▸ **Exercise**
The whole listing is to be returned exactly.

▸ **Records shown**
--

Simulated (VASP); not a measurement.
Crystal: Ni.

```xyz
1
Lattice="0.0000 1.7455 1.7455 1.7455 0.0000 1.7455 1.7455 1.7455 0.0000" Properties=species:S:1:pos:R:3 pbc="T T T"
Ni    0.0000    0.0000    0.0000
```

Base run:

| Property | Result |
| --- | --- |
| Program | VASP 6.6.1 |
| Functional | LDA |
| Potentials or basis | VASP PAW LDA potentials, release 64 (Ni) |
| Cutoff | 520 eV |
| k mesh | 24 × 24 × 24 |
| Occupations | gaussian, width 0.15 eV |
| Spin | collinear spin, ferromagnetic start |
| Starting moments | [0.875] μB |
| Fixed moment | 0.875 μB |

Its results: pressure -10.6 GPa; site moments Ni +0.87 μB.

--

▸ **Solution**
Simulated (VASP); not a measurement.
Crystal: Ni.

```xyz
1
Lattice="0.0000 1.7455 1.7455 1.7455 0.0000 1.7455 1.7455 1.7455 0.0000" Properties=species:S:1:pos:R:3 pbc="T T T"
Ni    0.0000    0.0000    0.0000
```

Base run:

| Property | Result |
| --- | --- |
| Program | VASP 6.6.1 |
| Functional | LDA |
| Potentials or basis | VASP PAW LDA potentials, release 64 (Ni) |
| Cutoff | 520 eV |
| k mesh | 24 × 24 × 24 |
| Occupations | gaussian, width 0.15 eV |
| Spin | collinear spin, ferromagnetic start |
| Starting moments | [0.875] μB |
| Fixed moment | 0.875 μB |

Its results: pressure -10.6 GPa; site moments Ni +0.87 μB.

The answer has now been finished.